Lines from the line with "130°, C6–N7–C8–O9 -27°" to the line with "126°, C6–N7–C8–O9 2°" in the entries below, and only those, must be output exactly, with both ends included.

══════════════════════════════

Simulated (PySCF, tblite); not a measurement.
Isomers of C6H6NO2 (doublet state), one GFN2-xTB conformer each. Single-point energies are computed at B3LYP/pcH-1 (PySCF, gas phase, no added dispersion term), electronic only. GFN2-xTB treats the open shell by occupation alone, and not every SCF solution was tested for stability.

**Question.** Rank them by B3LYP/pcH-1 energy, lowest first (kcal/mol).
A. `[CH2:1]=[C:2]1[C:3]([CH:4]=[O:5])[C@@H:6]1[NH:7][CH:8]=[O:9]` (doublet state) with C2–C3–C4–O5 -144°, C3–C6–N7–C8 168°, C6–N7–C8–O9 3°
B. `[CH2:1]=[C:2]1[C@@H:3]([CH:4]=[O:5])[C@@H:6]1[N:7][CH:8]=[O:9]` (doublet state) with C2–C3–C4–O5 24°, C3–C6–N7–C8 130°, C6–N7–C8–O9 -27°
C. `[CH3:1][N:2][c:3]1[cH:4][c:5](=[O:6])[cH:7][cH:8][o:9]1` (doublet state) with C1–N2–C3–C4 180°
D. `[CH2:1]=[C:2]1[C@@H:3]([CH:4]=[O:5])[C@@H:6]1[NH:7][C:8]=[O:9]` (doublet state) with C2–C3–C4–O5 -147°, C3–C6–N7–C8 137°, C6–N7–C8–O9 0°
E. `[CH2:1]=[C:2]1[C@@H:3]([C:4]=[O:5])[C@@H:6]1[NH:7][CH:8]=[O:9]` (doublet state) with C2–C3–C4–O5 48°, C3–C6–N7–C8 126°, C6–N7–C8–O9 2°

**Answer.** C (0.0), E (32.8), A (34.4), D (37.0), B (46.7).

══════════════════════════════

**Written response:**
B. `[CH2:1]=[C:2]1[C@@H:3]([CH:4]=[O:5])[C@@H:6]1[N:7][CH:8]=[O:9]` (doublet state) with C2–C3–C4–O5 24°, C3–C6–N7–C8 130°, C6–N7–C8–O9 -27°
C. `[CH3:1][N:2][c:3]1[cH:4][c:5](=[O:6])[cH:7][cH:8][o:9]1` (doublet state) with C1–N2–C3–C4 180°
D. `[CH2:1]=[C:2]1[C@@H:3]([CH:4]=[O:5])[C@@H:6]1[NH:7][C:8]=[O:9]` (doublet state) with C2–C3–C4–O5 -147°, C3–C6–N7–C8 137°, C6–N7–C8–O9 0°
E. `[CH2:1]=[C:2]1[C@@H:3]([C:4]=[O:5])[C@@H:6]1[NH:7][CH:8]=[O:9]` (doublet state) with C2–C3–C4–O5 48°, C3–C6–N7–C8 126°, C6–N7–C8–O9 2°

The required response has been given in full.